▸ TASK ITEM
Only the lines from the top of the following listing through the line with "## The system" belong in your answer, exactly as written.

++++ RECORD EXCERPTS ++++

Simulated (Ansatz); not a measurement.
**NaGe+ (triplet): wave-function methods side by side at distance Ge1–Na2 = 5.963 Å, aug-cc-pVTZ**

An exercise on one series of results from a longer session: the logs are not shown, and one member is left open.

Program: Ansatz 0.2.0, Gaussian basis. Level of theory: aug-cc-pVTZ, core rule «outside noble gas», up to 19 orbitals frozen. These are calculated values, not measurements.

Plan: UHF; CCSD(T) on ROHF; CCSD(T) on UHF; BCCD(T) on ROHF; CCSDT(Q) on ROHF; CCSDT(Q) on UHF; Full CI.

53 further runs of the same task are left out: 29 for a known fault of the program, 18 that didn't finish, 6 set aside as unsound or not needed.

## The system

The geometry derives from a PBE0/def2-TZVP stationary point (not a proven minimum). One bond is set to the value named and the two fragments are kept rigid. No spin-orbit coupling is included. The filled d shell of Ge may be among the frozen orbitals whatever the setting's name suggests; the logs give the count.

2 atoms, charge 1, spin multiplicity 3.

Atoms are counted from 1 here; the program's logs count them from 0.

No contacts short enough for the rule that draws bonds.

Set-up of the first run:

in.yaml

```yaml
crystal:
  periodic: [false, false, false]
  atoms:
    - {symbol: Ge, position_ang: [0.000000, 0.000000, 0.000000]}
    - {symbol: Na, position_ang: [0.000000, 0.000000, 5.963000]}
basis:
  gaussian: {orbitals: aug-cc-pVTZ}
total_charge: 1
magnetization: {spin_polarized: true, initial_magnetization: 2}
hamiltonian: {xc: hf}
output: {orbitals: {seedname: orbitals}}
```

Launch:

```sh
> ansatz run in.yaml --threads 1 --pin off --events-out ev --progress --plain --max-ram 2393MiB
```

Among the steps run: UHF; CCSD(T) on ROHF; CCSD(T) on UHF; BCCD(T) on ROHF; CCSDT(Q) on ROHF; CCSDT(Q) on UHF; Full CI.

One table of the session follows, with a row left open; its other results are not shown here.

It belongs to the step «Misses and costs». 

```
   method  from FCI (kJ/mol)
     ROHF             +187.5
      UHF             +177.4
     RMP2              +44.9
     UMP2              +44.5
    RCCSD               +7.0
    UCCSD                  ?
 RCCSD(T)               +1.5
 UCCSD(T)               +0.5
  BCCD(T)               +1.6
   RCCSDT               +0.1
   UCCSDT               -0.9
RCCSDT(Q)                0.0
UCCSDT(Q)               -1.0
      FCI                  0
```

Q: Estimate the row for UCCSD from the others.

++++

▸ ANSWER SPACE
Simulated (Ansatz); not a measurement.
**NaGe+ (triplet): wave-function methods side by side at distance Ge1–Na2 = 5.963 Å, aug-cc-pVTZ**

An exercise on one series of results from a longer session: the logs are not shown, and one member is left open.

Program: Ansatz 0.2.0, Gaussian basis. Level of theory: aug-cc-pVTZ, core rule «outside noble gas», up to 19 orbitals frozen. These are calculated values, not measurements.

Plan: UHF; CCSD(T) on ROHF; CCSD(T) on UHF; BCCD(T) on ROHF; CCSDT(Q) on ROHF; CCSDT(Q) on UHF; Full CI.

53 further runs of the same task are left out: 29 for a known fault of the program, 18 that didn't finish, 6 set aside as unsound or not needed.

## The system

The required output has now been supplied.